━━━━━ Extracted records

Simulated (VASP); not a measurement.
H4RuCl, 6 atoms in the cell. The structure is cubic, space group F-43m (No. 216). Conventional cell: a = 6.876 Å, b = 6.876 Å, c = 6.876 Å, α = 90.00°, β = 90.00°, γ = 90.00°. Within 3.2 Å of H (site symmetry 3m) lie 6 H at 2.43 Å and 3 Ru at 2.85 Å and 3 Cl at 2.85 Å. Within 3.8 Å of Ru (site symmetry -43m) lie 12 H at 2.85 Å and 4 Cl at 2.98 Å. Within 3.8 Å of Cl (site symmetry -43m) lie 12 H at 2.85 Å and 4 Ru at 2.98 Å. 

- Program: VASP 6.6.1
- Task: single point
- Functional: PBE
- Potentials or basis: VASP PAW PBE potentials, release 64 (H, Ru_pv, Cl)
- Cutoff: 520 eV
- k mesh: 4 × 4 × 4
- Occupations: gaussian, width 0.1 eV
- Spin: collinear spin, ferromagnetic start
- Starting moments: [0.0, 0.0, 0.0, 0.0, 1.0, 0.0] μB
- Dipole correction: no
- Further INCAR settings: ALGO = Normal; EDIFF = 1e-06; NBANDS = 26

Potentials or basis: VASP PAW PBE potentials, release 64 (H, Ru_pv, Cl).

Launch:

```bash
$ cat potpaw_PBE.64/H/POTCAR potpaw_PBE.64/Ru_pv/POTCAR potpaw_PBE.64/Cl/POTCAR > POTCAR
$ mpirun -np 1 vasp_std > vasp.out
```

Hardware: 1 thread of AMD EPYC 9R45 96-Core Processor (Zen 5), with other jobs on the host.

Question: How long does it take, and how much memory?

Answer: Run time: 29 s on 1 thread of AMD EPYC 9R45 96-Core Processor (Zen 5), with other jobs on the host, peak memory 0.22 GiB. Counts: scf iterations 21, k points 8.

━━━━━━━━━━

_Action item_:
The answer should hold only the lines from the start of the records above through the line containing "Question: How long", each set down exactly.

_Your solution_:
Simulated (VASP); not a measurement.
H4RuCl, 6 atoms in the cell. The structure is cubic, space group F-43m (No. 216). Conventional cell: a = 6.876 Å, b = 6.876 Å, c = 6.876 Å, α = 90.00°, β = 90.00°, γ = 90.00°. Within 3.2 Å of H (site symmetry 3m) lie 6 H at 2.43 Å and 3 Ru at 2.85 Å and 3 Cl at 2.85 Å. Within 3.8 Å of Ru (site symmetry -43m) lie 12 H at 2.85 Å and 4 Cl at 2.98 Å. Within 3.8 Å of Cl (site symmetry -43m) lie 12 H at 2.85 Å and 4 Ru at 2.98 Å. 

- Program: VASP 6.6.1
- Task: single point
- Functional: PBE
- Potentials or basis: VASP PAW PBE potentials, release 64 (H, Ru_pv, Cl)
- Cutoff: 520 eV
- k mesh: 4 × 4 × 4
- Occupations: gaussian, width 0.1 eV
- Spin: collinear spin, ferromagnetic start
- Starting moments: [0.0, 0.0, 0.0, 0.0, 1.0, 0.0] μB
- Dipole correction: no
- Further INCAR settings: ALGO = Normal; EDIFF = 1e-06; NBANDS = 26

Potentials or basis: VASP PAW PBE potentials, release 64 (H, Ru_pv, Cl).

Launch:

```bash
$ cat potpaw_PBE.64/H/POTCAR potpaw_PBE.64/Ru_pv/POTCAR potpaw_PBE.64/Cl/POTCAR > POTCAR
$ mpirun -np 1 vasp_std > vasp.out
```

Hardware: 1 thread of AMD EPYC 9R45 96-Core Processor (Zen 5), with other jobs on the host.

Question: How long does it take, and how much memory?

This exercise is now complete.